-------- INFORMATION PROVIDED --------

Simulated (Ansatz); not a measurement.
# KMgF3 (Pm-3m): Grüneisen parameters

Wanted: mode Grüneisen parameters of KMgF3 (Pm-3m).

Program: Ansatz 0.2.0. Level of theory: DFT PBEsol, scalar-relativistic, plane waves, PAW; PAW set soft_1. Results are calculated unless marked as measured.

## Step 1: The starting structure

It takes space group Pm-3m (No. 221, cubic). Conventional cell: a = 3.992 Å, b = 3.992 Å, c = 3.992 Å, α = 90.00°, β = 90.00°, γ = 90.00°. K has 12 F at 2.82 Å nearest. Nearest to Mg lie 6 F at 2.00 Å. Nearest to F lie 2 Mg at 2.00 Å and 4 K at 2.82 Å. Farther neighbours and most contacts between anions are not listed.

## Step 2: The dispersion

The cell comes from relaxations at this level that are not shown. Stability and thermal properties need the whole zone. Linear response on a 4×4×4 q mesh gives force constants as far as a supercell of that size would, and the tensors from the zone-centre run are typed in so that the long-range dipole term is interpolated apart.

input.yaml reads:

--------

When you reach the line with "It takes space" in the records above, start writing out lines exactly, and stop once the line with "The cell comes" has been written; include nothing else.

# [EXERCISE OUTPUT]
It takes space group Pm-3m (No. 221, cubic). Conventional cell: a = 3.992 Å, b = 3.992 Å, c = 3.992 Å, α = 90.00°, β = 90.00°, γ = 90.00°. K has 12 F at 2.82 Å nearest. Nearest to Mg lie 6 F at 2.00 Å. Nearest to F lie 2 Mg at 2.00 Å and 4 K at 2.82 Å. Farther neighbours and most contacts between anions are not listed.

## Step 2: The dispersion

The cell comes from relaxations at this level that are not shown. Stability and thermal properties need the whole zone. Linear response on a 4×4×4 q mesh gives force constants as far as a supercell of that size would, and the tensors from the zone-centre run are typed in so that the long-range dipole term is interpolated apart.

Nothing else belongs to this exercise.